#### ASSIGNED TASK:
Give back exactly the stretch of data below from the line holding "and missing row**" through the line holding "Question: Take V0", both ends included, and leave the remaining lines out.

------------

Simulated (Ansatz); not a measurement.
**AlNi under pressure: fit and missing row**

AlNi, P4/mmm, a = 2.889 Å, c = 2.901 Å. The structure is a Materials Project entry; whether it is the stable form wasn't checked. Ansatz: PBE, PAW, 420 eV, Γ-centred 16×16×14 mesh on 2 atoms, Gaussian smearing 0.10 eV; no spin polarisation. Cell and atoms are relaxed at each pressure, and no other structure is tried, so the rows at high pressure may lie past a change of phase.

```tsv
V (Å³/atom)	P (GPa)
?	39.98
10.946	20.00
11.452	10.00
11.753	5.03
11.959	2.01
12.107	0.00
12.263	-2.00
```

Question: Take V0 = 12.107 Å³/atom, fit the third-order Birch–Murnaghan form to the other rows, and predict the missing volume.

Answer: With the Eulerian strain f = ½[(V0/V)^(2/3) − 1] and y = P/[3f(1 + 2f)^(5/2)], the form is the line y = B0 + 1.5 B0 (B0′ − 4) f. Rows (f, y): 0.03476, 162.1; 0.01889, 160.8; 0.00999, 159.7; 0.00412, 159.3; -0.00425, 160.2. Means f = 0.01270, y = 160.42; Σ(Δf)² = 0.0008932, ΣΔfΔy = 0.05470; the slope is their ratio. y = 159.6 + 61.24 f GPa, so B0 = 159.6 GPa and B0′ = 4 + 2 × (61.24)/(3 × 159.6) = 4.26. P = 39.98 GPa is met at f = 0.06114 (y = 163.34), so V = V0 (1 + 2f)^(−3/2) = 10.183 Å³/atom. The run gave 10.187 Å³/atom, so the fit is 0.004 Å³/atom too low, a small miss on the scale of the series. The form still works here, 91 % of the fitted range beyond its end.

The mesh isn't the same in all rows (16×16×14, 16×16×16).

------------

#### ANSWER SPACE:
**AlNi under pressure: fit and missing row**

AlNi, P4/mmm, a = 2.889 Å, c = 2.901 Å. The structure is a Materials Project entry; whether it is the stable form wasn't checked. Ansatz: PBE, PAW, 420 eV, Γ-centred 16×16×14 mesh on 2 atoms, Gaussian smearing 0.10 eV; no spin polarisation. Cell and atoms are relaxed at each pressure, and no other structure is tried, so the rows at high pressure may lie past a change of phase.

```tsv
V (Å³/atom)	P (GPa)
?	39.98
10.946	20.00
11.452	10.00
11.753	5.03
11.959	2.01
12.107	0.00
12.263	-2.00
```

Question: Take V0 = 12.107 Å³/atom, fit the third-order Birch–Murnaghan form to the other rows, and predict the missing volume.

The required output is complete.